*** Opening DATA SHOWN ***

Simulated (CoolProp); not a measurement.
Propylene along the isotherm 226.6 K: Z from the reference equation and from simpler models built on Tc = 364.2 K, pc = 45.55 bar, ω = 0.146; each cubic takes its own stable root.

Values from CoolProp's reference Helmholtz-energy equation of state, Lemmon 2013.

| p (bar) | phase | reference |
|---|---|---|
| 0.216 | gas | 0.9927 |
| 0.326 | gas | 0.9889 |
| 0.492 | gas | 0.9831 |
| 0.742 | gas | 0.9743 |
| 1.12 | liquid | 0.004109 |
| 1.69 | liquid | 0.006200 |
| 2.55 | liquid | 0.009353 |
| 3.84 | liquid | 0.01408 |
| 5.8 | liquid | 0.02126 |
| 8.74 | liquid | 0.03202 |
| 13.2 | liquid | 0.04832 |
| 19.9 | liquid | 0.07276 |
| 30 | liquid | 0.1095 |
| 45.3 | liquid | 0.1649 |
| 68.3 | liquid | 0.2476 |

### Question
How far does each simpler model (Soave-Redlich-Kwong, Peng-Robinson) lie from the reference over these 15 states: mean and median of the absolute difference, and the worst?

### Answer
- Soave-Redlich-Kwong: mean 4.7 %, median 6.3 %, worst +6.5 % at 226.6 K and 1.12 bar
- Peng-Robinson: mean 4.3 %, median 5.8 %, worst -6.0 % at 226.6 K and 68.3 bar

*** Closing DATA SHOWN ***

Go through the listing above and write out exactly the lines starting with the one holding "liquid | 0.004109 |" and running through the one holding "### Question", ends included, and no others.

- ANSWER SECTION -
| 1.12 | liquid | 0.004109 |
| 1.69 | liquid | 0.006200 |
| 2.55 | liquid | 0.009353 |
| 3.84 | liquid | 0.01408 |
| 5.8 | liquid | 0.02126 |
| 8.74 | liquid | 0.03202 |
| 13.2 | liquid | 0.04832 |
| 19.9 | liquid | 0.07276 |
| 30 | liquid | 0.1095 |
| 45.3 | liquid | 0.1649 |
| 68.3 | liquid | 0.2476 |

### Question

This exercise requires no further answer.